───
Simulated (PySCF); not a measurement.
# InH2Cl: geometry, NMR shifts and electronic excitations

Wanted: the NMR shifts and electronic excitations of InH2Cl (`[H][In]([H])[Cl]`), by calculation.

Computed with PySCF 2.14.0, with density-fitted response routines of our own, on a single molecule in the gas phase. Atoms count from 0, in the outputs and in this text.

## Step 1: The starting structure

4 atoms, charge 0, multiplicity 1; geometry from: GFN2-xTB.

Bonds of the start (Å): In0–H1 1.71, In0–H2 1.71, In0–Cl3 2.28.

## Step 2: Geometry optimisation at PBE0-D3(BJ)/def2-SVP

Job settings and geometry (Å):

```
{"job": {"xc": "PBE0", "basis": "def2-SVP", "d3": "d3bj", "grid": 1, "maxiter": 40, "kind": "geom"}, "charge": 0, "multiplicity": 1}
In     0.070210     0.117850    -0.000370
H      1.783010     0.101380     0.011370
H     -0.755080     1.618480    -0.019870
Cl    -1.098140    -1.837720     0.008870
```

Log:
───

-- Assignment --
Give again each line shown above, keeping every word as it is.

-- Solution --
Simulated (PySCF); not a measurement.
# InH2Cl: geometry, NMR shifts and electronic excitations

Wanted: the NMR shifts and electronic excitations of InH2Cl (`[H][In]([H])[Cl]`), by calculation.

Computed with PySCF 2.14.0, with density-fitted response routines of our own, on a single molecule in the gas phase. Atoms count from 0, in the outputs and in this text.

## Step 1: The starting structure

4 atoms, charge 0, multiplicity 1; geometry from: GFN2-xTB.

Bonds of the start (Å): In0–H1 1.71, In0–H2 1.71, In0–Cl3 2.28.

## Step 2: Geometry optimisation at PBE0-D3(BJ)/def2-SVP

Job settings and geometry (Å):

```
{"job": {"xc": "PBE0", "basis": "def2-SVP", "d3": "d3bj", "grid": 1, "maxiter": 40, "kind": "geom"}, "charge": 0, "multiplicity": 1}
In     0.070210     0.117850    -0.000370
H      1.783010     0.101380     0.011370
H     -0.755080     1.618480    -0.019870
Cl    -1.098140    -1.837720     0.008870
```

Log:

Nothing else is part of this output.